→ RECORDS SUPPLIED
§ §

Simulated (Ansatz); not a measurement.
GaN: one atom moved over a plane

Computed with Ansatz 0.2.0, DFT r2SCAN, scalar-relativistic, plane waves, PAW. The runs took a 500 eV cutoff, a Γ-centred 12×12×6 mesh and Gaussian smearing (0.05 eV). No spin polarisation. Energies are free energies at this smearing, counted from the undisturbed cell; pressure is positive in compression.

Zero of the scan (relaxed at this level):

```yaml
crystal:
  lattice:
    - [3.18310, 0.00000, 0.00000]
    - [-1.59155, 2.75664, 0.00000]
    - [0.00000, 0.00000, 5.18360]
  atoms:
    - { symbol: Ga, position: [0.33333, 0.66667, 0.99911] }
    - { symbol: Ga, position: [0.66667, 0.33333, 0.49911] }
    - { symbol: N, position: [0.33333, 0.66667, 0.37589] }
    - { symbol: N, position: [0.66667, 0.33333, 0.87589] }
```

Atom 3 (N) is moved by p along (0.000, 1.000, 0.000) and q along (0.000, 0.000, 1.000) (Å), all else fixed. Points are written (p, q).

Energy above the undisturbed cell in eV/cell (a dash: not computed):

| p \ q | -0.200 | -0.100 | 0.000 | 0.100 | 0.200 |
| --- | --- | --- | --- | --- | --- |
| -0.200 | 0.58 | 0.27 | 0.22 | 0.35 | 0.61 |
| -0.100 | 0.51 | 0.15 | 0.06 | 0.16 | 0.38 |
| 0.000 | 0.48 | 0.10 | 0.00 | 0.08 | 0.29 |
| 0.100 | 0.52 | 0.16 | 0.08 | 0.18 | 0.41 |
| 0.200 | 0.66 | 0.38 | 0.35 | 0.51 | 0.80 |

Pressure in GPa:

§ §

→ TASK ITEM
Transcribe the records above exactly, beginning at the line that contains "Energy above the" and ending with the line that contains "0.51 | 0.80 |", both included, and nothing else.

→ EXERCISE RESULT
Energy above the undisturbed cell in eV/cell (a dash: not computed):

| p \ q | -0.200 | -0.100 | 0.000 | 0.100 | 0.200 |
| --- | --- | --- | --- | --- | --- |
| -0.200 | 0.58 | 0.27 | 0.22 | 0.35 | 0.61 |
| -0.100 | 0.51 | 0.15 | 0.06 | 0.16 | 0.38 |
| 0.000 | 0.48 | 0.10 | 0.00 | 0.08 | 0.29 |
| 0.100 | 0.52 | 0.16 | 0.08 | 0.18 | 0.41 |
| 0.200 | 0.66 | 0.38 | 0.35 | 0.51 | 0.80 |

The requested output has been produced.